Output, please, exactly those lines of the listing that come before the line with "These are equilibrium", along with that line itself.

(Study material)

#####

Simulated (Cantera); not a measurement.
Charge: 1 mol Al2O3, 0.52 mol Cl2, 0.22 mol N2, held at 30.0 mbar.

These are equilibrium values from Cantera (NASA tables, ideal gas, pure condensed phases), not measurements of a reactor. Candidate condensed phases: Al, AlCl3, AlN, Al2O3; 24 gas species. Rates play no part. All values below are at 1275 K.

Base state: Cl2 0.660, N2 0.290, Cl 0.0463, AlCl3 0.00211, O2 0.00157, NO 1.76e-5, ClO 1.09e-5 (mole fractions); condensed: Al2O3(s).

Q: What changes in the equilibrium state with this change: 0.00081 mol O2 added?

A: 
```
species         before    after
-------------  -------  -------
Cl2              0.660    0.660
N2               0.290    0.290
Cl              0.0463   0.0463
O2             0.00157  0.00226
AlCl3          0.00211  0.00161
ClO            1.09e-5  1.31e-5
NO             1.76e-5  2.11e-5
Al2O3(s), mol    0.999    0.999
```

#####

(Your response)
Simulated (Cantera); not a measurement.
Charge: 1 mol Al2O3, 0.52 mol Cl2, 0.22 mol N2, held at 30.0 mbar.

These are equilibrium values from Cantera (NASA tables, ideal gas, pure condensed phases), not measurements of a reactor. Candidate condensed phases: Al, AlCl3, AlN, Al2O3; 24 gas species. Rates play no part. All values below are at 1275 K.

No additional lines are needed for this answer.